%%

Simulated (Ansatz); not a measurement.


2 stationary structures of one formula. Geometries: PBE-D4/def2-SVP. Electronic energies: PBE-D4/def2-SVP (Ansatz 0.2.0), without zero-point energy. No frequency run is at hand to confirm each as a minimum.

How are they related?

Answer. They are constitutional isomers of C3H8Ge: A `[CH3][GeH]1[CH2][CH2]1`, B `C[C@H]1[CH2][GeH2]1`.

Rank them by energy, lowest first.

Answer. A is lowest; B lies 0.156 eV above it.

%%

_Required action_.
Above are the records; from them, give again exactly the lines from the one containing "How are they related?" to the one containing "Rank them by energy, lowest first.", both lines included, and nothing more.

_Exercise solution_.
How are they related?

Answer. They are constitutional isomers of C3H8Ge: A `[CH3][GeH]1[CH2][CH2]1`, B `C[C@H]1[CH2][GeH2]1`.

Rank them by energy, lowest first.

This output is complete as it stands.